Records shown
◇ ◇ ◇ ◇

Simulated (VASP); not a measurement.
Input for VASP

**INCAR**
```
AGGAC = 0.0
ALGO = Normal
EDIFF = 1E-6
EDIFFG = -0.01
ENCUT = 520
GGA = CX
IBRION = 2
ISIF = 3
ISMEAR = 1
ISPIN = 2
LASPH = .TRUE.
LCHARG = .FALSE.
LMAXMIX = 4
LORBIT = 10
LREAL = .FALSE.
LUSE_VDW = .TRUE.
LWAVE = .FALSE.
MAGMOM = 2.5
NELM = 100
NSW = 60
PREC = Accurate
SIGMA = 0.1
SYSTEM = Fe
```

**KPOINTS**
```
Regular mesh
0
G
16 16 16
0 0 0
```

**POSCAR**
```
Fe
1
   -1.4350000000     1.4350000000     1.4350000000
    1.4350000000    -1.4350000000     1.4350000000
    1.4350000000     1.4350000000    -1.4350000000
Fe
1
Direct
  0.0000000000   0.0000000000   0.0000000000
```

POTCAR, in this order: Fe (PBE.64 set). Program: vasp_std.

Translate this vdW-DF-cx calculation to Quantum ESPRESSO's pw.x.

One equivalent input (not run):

◇ ◇ ◇ ◇

What you return should be the lines from the start of the data through the line with "Translate this vdW-DF-cx", quoted exactly and nothing more.

Written solution
Simulated (VASP); not a measurement.
Input for VASP

**INCAR**
```
AGGAC = 0.0
ALGO = Normal
EDIFF = 1E-6
EDIFFG = -0.01
ENCUT = 520
GGA = CX
IBRION = 2
ISIF = 3
ISMEAR = 1
ISPIN = 2
LASPH = .TRUE.
LCHARG = .FALSE.
LMAXMIX = 4
LORBIT = 10
LREAL = .FALSE.
LUSE_VDW = .TRUE.
LWAVE = .FALSE.
MAGMOM = 2.5
NELM = 100
NSW = 60
PREC = Accurate
SIGMA = 0.1
SYSTEM = Fe
```

**KPOINTS**
```
Regular mesh
0
G
16 16 16
0 0 0
```

**POSCAR**
```
Fe
1
   -1.4350000000     1.4350000000     1.4350000000
    1.4350000000    -1.4350000000     1.4350000000
    1.4350000000     1.4350000000    -1.4350000000
Fe
1
Direct
  0.0000000000   0.0000000000   0.0000000000
```

POTCAR, in this order: Fe (PBE.64 set). Program: vasp_std.

Translate this vdW-DF-cx calculation to Quantum ESPRESSO's pw.x.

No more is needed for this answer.